### Provided records
/---

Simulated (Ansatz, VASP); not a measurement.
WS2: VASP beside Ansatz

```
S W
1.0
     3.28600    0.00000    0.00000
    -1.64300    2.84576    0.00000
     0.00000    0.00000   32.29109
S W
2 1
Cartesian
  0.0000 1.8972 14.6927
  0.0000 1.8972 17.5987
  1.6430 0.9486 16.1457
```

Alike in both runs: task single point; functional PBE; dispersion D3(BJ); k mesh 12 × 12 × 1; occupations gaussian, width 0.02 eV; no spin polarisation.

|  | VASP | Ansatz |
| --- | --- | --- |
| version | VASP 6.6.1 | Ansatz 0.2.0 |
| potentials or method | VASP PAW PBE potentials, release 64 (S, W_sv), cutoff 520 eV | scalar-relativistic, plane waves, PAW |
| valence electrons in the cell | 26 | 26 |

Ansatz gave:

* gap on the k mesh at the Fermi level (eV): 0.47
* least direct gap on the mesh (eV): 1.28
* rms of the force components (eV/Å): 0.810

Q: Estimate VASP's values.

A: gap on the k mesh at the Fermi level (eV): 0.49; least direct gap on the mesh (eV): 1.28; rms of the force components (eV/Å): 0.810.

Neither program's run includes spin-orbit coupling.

\---

### Work instruction
A word-for-word transcription of all the data is needed.

### Task result
Simulated (Ansatz, VASP); not a measurement.
WS2: VASP beside Ansatz

```
S W
1.0
     3.28600    0.00000    0.00000
    -1.64300    2.84576    0.00000
     0.00000    0.00000   32.29109
S W
2 1
Cartesian
  0.0000 1.8972 14.6927
  0.0000 1.8972 17.5987
  1.6430 0.9486 16.1457
```

Alike in both runs: task single point; functional PBE; dispersion D3(BJ); k mesh 12 × 12 × 1; occupations gaussian, width 0.02 eV; no spin polarisation.

|  | VASP | Ansatz |
| --- | --- | --- |
| version | VASP 6.6.1 | Ansatz 0.2.0 |
| potentials or method | VASP PAW PBE potentials, release 64 (S, W_sv), cutoff 520 eV | scalar-relativistic, plane waves, PAW |
| valence electrons in the cell | 26 | 26 |

Ansatz gave:

* gap on the k mesh at the Fermi level (eV): 0.47
* least direct gap on the mesh (eV): 1.28
* rms of the force components (eV/Å): 0.810

Q: Estimate VASP's values.

A: gap on the k mesh at the Fermi level (eV): 0.49; least direct gap on the mesh (eV): 1.28; rms of the force components (eV/Å): 0.810.

Neither program's run includes spin-orbit coupling.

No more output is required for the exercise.